# # # #
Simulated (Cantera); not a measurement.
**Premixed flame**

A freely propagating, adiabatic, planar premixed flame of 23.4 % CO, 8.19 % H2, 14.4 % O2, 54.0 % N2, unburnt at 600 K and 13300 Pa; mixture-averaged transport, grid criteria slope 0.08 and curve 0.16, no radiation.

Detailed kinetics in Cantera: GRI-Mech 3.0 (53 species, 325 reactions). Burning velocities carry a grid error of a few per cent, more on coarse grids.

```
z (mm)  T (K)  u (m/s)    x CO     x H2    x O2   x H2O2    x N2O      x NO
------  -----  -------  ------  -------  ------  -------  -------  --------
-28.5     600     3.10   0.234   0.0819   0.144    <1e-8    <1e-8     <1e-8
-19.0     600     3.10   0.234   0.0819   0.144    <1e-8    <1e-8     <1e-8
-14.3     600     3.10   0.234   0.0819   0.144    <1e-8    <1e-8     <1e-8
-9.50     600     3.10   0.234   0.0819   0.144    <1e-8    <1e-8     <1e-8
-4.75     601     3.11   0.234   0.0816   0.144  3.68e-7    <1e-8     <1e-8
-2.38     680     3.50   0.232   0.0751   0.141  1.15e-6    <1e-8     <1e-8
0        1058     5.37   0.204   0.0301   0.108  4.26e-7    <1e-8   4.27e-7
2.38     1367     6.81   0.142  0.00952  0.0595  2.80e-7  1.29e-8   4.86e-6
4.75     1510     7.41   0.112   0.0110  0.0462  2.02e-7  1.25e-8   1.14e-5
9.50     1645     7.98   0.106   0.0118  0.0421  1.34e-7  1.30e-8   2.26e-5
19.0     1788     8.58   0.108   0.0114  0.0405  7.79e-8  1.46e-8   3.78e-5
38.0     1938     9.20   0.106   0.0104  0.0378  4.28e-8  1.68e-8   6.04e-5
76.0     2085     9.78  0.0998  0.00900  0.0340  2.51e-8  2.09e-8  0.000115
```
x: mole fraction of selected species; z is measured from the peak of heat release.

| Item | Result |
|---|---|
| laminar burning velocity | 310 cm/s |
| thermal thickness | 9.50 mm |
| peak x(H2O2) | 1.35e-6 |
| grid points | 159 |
# # # #

» **Brief**
Both the line containing "thickness | 9.50 mm |" and the line containing "x(H2O2) | 1.35e-6 |" belong in the answer. Print them and every line above that falls between them exactly, and no others.

» **Answer area**
| thermal thickness | 9.50 mm |
| peak x(H2O2) | 1.35e-6 |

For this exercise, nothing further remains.